Start at the line with "- Task: single point" in the records below, stop at the line with "- Further INCAR", and return every line in that span exactly, the two end lines included.

═════ Data records
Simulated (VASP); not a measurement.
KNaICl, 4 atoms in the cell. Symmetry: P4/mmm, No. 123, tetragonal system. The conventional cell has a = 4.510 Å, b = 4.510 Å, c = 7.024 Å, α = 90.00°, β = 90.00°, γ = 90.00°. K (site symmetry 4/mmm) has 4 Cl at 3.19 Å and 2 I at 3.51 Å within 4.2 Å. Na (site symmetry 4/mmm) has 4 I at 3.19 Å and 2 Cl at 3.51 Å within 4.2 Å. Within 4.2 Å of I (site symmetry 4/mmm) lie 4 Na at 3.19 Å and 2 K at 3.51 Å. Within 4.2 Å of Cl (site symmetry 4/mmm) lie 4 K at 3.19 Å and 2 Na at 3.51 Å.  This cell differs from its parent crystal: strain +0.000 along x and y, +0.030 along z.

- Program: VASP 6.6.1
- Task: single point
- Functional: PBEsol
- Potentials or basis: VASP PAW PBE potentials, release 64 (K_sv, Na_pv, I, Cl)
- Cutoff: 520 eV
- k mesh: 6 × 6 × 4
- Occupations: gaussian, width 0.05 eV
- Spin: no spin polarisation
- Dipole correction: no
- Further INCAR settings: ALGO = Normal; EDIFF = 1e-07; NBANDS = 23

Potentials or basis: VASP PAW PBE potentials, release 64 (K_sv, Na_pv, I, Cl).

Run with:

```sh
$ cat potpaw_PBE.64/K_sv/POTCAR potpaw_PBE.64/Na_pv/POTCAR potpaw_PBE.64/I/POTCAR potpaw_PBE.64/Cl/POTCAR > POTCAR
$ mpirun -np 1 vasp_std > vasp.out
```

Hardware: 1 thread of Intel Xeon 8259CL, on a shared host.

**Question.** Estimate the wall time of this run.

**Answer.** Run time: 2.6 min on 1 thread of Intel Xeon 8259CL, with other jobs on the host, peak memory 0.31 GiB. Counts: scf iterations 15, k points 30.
══════════

• _Answer space_
- Task: single point
- Functional: PBEsol
- Potentials or basis: VASP PAW PBE potentials, release 64 (K_sv, Na_pv, I, Cl)
- Cutoff: 520 eV
- k mesh: 6 × 6 × 4
- Occupations: gaussian, width 0.05 eV
- Spin: no spin polarisation
- Dipole correction: no
- Further INCAR settings: ALGO = Normal; EDIFF = 1e-07; NBANDS = 23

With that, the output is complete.